*REQUIRED ACTION*. Reproduce, character for character, the entries from their opening line through the line with "One way to write".

··········
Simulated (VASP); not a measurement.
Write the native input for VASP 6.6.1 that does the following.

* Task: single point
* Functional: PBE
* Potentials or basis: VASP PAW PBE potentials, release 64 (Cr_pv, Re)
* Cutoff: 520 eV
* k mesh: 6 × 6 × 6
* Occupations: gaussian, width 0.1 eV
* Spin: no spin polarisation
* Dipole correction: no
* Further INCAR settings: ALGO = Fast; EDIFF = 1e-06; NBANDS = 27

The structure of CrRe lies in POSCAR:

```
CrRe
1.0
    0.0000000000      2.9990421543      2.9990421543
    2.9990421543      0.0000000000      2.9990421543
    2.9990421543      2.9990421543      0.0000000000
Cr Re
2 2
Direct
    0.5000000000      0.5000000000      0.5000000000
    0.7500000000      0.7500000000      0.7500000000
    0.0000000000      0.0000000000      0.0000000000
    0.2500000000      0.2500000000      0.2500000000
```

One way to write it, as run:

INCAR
··········

*EXERCISE SOLUTION*.
Simulated (VASP); not a measurement.
Write the native input for VASP 6.6.1 that does the following.

* Task: single point
* Functional: PBE
* Potentials or basis: VASP PAW PBE potentials, release 64 (Cr_pv, Re)
* Cutoff: 520 eV
* k mesh: 6 × 6 × 6
* Occupations: gaussian, width 0.1 eV
* Spin: no spin polarisation
* Dipole correction: no
* Further INCAR settings: ALGO = Fast; EDIFF = 1e-06; NBANDS = 27

The structure of CrRe lies in POSCAR:

```
CrRe
1.0
    0.0000000000      2.9990421543      2.9990421543
    2.9990421543      0.0000000000      2.9990421543
    2.9990421543      2.9990421543      0.0000000000
Cr Re
2 2
Direct
    0.5000000000      0.5000000000      0.5000000000
    0.7500000000      0.7500000000      0.7500000000
    0.0000000000      0.0000000000      0.0000000000
    0.2500000000      0.2500000000      0.2500000000
```

One way to write it, as run:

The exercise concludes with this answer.